**DATA EXTRACT**
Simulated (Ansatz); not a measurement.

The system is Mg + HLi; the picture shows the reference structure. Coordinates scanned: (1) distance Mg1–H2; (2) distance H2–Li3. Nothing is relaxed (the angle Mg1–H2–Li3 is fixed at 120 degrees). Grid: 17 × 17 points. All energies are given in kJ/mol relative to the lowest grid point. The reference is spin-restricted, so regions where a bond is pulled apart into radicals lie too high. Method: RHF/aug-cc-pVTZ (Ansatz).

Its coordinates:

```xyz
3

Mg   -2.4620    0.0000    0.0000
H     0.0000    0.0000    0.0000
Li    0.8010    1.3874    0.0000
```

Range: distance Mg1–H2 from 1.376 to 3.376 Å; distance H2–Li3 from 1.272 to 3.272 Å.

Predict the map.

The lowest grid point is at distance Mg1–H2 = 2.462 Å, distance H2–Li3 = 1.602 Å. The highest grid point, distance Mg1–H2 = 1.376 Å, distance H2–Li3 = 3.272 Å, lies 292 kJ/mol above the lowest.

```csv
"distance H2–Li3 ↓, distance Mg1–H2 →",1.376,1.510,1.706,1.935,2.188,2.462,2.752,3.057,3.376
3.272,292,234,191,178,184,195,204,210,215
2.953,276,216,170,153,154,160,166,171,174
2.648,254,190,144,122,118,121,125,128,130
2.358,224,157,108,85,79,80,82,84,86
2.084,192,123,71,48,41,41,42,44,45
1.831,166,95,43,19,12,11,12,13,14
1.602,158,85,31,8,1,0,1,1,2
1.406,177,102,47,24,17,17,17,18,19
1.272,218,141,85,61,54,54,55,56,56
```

**TASK ITEM**
You are asked to copy all of the entries above exactly.

**SOLUTION**
Simulated (Ansatz); not a measurement.

The system is Mg + HLi; the picture shows the reference structure. Coordinates scanned: (1) distance Mg1–H2; (2) distance H2–Li3. Nothing is relaxed (the angle Mg1–H2–Li3 is fixed at 120 degrees). Grid: 17 × 17 points. All energies are given in kJ/mol relative to the lowest grid point. The reference is spin-restricted, so regions where a bond is pulled apart into radicals lie too high. Method: RHF/aug-cc-pVTZ (Ansatz).

Its coordinates:

```xyz
3

Mg   -2.4620    0.0000    0.0000
H     0.0000    0.0000    0.0000
Li    0.8010    1.3874    0.0000
```

Range: distance Mg1–H2 from 1.376 to 3.376 Å; distance H2–Li3 from 1.272 to 3.272 Å.

Predict the map.

The lowest grid point is at distance Mg1–H2 = 2.462 Å, distance H2–Li3 = 1.602 Å. The highest grid point, distance Mg1–H2 = 1.376 Å, distance H2–Li3 = 3.272 Å, lies 292 kJ/mol above the lowest.

```csv
"distance H2–Li3 ↓, distance Mg1–H2 →",1.376,1.510,1.706,1.935,2.188,2.462,2.752,3.057,3.376
3.272,292,234,191,178,184,195,204,210,215
2.953,276,216,170,153,154,160,166,171,174
2.648,254,190,144,122,118,121,125,128,130
2.358,224,157,108,85,79,80,82,84,86
2.084,192,123,71,48,41,41,42,44,45
1.831,166,95,43,19,12,11,12,13,14
1.602,158,85,31,8,1,0,1,1,2
1.406,177,102,47,24,17,17,17,18,19
1.272,218,141,85,61,54,54,55,56,56
```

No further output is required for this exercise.